● **EXERCISE**
The lines from the top of the records below through the one containing "Give the structural formula." are to be transcribed exactly, and nothing else is to be added.

◇ ◇ ◇ ◇ ◇ ◇ ◇
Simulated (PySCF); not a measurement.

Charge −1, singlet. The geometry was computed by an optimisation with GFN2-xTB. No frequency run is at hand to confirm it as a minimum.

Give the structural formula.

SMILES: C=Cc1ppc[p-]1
◇ ◇ ◇ ◇ ◇ ◇ ◇

● **TASK RESPONSE**
Simulated (PySCF); not a measurement.

Charge −1, singlet. The geometry was computed by an optimisation with GFN2-xTB. No frequency run is at hand to confirm it as a minimum.

Give the structural formula.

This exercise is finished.